### TASK ITEM
Please output exactly the part of the records below that opens with the line containing "Alike in both" and closes with the line containing "Ansatz 0.2.0 |", both lines included, and nothing else.

[Start of Attachment]

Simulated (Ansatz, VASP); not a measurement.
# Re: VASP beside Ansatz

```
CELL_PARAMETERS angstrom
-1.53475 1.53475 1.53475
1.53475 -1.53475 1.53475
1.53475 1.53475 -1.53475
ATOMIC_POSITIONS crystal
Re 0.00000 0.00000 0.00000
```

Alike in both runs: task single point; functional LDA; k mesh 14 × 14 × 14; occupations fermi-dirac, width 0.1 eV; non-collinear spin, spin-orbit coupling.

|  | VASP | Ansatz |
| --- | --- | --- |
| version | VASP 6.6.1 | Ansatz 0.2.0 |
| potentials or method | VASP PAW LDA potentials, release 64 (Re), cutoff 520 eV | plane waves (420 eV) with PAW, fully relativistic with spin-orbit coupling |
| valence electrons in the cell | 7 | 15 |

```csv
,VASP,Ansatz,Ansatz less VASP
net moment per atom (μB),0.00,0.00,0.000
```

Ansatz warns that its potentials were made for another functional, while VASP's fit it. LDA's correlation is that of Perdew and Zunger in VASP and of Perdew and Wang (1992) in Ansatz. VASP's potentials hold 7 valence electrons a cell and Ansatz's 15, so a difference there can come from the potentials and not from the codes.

[End of Attachment]

### EXERCISE RESULT
Alike in both runs: task single point; functional LDA; k mesh 14 × 14 × 14; occupations fermi-dirac, width 0.1 eV; non-collinear spin, spin-orbit coupling.

|  | VASP | Ansatz |
| --- | --- | --- |
| version | VASP 6.6.1 | Ansatz 0.2.0 |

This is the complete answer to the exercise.